WORK INSTRUCTION:
Within the material below, transcribe exactly the lines from the one holding "The cell was" through the one holding "μB per cell |", keeping both ends and skipping the rest.

GIVEN DATA:
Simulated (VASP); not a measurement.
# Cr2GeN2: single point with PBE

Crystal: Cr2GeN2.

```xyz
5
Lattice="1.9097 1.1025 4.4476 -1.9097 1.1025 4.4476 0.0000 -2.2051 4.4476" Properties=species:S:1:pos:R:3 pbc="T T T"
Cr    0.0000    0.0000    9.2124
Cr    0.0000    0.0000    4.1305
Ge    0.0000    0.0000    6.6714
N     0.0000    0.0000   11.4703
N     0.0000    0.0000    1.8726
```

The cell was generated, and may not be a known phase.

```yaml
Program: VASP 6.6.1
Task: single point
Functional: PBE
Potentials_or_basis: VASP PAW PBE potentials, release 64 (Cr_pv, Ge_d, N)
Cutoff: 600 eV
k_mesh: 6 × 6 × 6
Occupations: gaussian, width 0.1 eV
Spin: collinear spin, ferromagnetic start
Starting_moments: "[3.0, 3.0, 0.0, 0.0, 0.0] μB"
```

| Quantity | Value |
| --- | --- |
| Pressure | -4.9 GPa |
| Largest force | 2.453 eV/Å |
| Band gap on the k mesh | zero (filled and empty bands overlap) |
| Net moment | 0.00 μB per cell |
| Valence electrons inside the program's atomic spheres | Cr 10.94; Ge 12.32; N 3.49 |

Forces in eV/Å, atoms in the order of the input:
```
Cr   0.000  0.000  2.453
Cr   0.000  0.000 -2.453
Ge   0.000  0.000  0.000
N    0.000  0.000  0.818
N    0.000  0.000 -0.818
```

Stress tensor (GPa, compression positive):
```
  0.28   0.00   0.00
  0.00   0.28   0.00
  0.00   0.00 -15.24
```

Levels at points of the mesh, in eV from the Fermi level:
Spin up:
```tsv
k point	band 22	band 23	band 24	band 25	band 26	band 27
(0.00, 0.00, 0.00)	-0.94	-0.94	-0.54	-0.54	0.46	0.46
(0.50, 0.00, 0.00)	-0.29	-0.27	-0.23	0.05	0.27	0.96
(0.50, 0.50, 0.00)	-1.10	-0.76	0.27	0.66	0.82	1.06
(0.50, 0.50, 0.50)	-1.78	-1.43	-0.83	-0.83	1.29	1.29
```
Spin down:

EXERCISE ANSWER:
The cell was generated, and may not be a known phase.

```yaml
Program: VASP 6.6.1
Task: single point
Functional: PBE
Potentials_or_basis: VASP PAW PBE potentials, release 64 (Cr_pv, Ge_d, N)
Cutoff: 600 eV
k_mesh: 6 × 6 × 6
Occupations: gaussian, width 0.1 eV
Spin: collinear spin, ferromagnetic start
Starting_moments: "[3.0, 3.0, 0.0, 0.0, 0.0] μB"
```

| Quantity | Value |
| --- | --- |
| Pressure | -4.9 GPa |
| Largest force | 2.453 eV/Å |
| Band gap on the k mesh | zero (filled and empty bands overlap) |
| Net moment | 0.00 μB per cell |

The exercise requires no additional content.